Information provided
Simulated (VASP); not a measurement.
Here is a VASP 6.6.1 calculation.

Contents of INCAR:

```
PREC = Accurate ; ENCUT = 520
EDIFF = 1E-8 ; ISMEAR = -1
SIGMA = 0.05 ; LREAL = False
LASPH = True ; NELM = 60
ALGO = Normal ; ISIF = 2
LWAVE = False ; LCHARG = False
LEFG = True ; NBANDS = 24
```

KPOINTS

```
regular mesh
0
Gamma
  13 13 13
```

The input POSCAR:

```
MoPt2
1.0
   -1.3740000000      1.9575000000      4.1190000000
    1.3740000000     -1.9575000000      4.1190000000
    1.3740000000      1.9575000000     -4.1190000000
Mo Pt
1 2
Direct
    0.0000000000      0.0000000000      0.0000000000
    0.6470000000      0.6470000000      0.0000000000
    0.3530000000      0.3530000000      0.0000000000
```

Work request
Repeat all of the records above exactly as written.

Response area
Simulated (VASP); not a measurement.
Here is a VASP 6.6.1 calculation.

Contents of INCAR:

```
PREC = Accurate ; ENCUT = 520
EDIFF = 1E-8 ; ISMEAR = -1
SIGMA = 0.05 ; LREAL = False
LASPH = True ; NELM = 60
ALGO = Normal ; ISIF = 2
LWAVE = False ; LCHARG = False
LEFG = True ; NBANDS = 24
```

KPOINTS

```
regular mesh
0
Gamma
  13 13 13
```

The input POSCAR:

```
MoPt2
1.0
   -1.3740000000      1.9575000000      4.1190000000
    1.3740000000     -1.9575000000      4.1190000000
    1.3740000000      1.9575000000     -4.1190000000
Mo Pt
1 2
Direct
    0.0000000000      0.0000000000      0.0000000000
    0.6470000000      0.6470000000      0.0000000000
    0.3530000000      0.3530000000      0.0000000000
```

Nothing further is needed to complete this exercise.